§ §
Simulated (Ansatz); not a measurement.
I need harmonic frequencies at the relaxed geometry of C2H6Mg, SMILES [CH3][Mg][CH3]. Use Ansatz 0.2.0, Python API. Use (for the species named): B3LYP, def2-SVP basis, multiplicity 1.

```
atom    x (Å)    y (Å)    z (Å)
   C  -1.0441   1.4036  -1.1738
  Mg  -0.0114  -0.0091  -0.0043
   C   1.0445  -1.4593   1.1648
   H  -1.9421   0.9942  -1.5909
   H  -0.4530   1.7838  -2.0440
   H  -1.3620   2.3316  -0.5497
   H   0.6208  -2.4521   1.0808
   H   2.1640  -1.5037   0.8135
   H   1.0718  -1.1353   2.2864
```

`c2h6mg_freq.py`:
§ §

REQUIRED ACTION: Would you please restate all of the entries exactly?

WRITTEN REPLY:
Simulated (Ansatz); not a measurement.
I need harmonic frequencies at the relaxed geometry of C2H6Mg, SMILES [CH3][Mg][CH3]. Use Ansatz 0.2.0, Python API. Use (for the species named): B3LYP, def2-SVP basis, multiplicity 1.

```
atom    x (Å)    y (Å)    z (Å)
   C  -1.0441   1.4036  -1.1738
  Mg  -0.0114  -0.0091  -0.0043
   C   1.0445  -1.4593   1.1648
   H  -1.9421   0.9942  -1.5909
   H  -0.4530   1.7838  -2.0440
   H  -1.3620   2.3316  -0.5497
   H   0.6208  -2.4521   1.0808
   H   2.1640  -1.5037   0.8135
   H   1.0718  -1.1353   2.2864
```

`c2h6mg_freq.py`:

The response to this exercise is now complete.